= Work task =
Using the data that follows, return exactly the lines from the one that contains "H₂N–Ti(OH)(OH)–OH → O=Ti(OH)–OH" through the one that contains "Question: Quick B3LYP/6-31G*+LANL2DZ", ends included.

━━━━━━

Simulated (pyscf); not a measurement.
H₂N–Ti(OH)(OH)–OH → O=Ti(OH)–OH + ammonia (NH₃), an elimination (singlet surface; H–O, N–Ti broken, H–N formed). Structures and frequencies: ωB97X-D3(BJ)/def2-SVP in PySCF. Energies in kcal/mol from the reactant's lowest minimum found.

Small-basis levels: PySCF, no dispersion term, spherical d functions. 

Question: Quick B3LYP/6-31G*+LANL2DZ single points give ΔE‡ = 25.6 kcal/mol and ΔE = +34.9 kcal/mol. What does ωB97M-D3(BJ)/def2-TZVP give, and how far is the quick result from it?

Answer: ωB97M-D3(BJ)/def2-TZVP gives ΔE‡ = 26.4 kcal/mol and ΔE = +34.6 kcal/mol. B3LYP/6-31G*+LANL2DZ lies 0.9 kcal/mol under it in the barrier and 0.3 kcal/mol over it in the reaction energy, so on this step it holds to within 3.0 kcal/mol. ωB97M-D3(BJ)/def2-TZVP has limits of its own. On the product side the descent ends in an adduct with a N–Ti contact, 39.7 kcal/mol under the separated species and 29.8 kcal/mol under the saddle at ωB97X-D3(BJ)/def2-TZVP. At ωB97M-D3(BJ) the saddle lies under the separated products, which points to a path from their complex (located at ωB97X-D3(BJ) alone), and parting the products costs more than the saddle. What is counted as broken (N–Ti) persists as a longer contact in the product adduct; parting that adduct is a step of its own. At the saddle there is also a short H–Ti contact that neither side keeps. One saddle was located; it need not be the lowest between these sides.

━━━━━━

= Result =
H₂N–Ti(OH)(OH)–OH → O=Ti(OH)–OH + ammonia (NH₃), an elimination (singlet surface; H–O, N–Ti broken, H–N formed). Structures and frequencies: ωB97X-D3(BJ)/def2-SVP in PySCF. Energies in kcal/mol from the reactant's lowest minimum found.

Small-basis levels: PySCF, no dispersion term, spherical d functions. 

Question: Quick B3LYP/6-31G*+LANL2DZ single points give ΔE‡ = 25.6 kcal/mol and ΔE = +34.9 kcal/mol. What does ωB97M-D3(BJ)/def2-TZVP give, and how far is the quick result from it?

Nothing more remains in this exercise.